BEGIN DATA FOR REVIEW

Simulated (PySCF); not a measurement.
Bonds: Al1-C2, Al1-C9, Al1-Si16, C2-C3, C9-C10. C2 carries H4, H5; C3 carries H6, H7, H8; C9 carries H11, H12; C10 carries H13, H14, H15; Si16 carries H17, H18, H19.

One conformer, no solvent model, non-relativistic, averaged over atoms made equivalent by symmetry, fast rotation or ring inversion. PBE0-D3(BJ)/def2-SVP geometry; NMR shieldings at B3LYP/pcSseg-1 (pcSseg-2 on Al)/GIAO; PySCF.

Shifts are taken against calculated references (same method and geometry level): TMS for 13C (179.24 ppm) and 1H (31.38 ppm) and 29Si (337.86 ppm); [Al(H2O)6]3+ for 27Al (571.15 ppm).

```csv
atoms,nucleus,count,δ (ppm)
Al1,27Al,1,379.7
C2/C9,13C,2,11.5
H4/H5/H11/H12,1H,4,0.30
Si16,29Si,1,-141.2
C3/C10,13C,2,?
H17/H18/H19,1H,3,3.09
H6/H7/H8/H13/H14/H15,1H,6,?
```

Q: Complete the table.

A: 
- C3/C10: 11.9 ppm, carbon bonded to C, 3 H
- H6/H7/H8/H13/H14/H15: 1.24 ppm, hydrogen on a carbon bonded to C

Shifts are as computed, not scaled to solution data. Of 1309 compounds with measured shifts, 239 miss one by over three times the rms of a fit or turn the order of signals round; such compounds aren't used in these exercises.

END DATA FOR REVIEW

= WORK ITEM =
Only the lines from the beginning of the material through the line with "- H6/H7/H8/H13/H14/H15: 1.24" should appear in the answer, each copied exactly.

= RESULT =
Simulated (PySCF); not a measurement.
Bonds: Al1-C2, Al1-C9, Al1-Si16, C2-C3, C9-C10. C2 carries H4, H5; C3 carries H6, H7, H8; C9 carries H11, H12; C10 carries H13, H14, H15; Si16 carries H17, H18, H19.

One conformer, no solvent model, non-relativistic, averaged over atoms made equivalent by symmetry, fast rotation or ring inversion. PBE0-D3(BJ)/def2-SVP geometry; NMR shieldings at B3LYP/pcSseg-1 (pcSseg-2 on Al)/GIAO; PySCF.

Shifts are taken against calculated references (same method and geometry level): TMS for 13C (179.24 ppm) and 1H (31.38 ppm) and 29Si (337.86 ppm); [Al(H2O)6]3+ for 27Al (571.15 ppm).

```csv
atoms,nucleus,count,δ (ppm)
Al1,27Al,1,379.7
C2/C9,13C,2,11.5
H4/H5/H11/H12,1H,4,0.30
Si16,29Si,1,-141.2
C3/C10,13C,2,?
H17/H18/H19,1H,3,3.09
H6/H7/H8/H13/H14/H15,1H,6,?
```

Q: Complete the table.

A: 
- C3/C10: 11.9 ppm, carbon bonded to C, 3 H
- H6/H7/H8/H13/H14/H15: 1.24 ppm, hydrogen on a carbon bonded to C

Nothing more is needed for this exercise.